┌────────

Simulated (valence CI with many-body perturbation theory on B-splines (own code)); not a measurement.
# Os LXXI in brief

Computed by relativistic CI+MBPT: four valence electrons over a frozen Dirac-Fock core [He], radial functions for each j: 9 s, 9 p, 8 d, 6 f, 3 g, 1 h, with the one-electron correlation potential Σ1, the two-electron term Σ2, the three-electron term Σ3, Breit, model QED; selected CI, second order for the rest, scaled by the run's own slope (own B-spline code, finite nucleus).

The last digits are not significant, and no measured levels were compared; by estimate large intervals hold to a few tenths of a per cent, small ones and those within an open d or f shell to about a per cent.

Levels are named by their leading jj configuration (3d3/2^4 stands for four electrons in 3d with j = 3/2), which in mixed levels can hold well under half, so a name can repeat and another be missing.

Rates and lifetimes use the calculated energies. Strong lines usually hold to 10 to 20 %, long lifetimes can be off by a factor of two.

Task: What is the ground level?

└────────

Work request:
Your answer must consist solely of the lines from the top of the entries above through the line containing "# Os LXXI in brief", copied exactly, both ends included.

Task response:
Simulated (valence CI with many-body perturbation theory on B-splines (own code)); not a measurement.
# Os LXXI in brief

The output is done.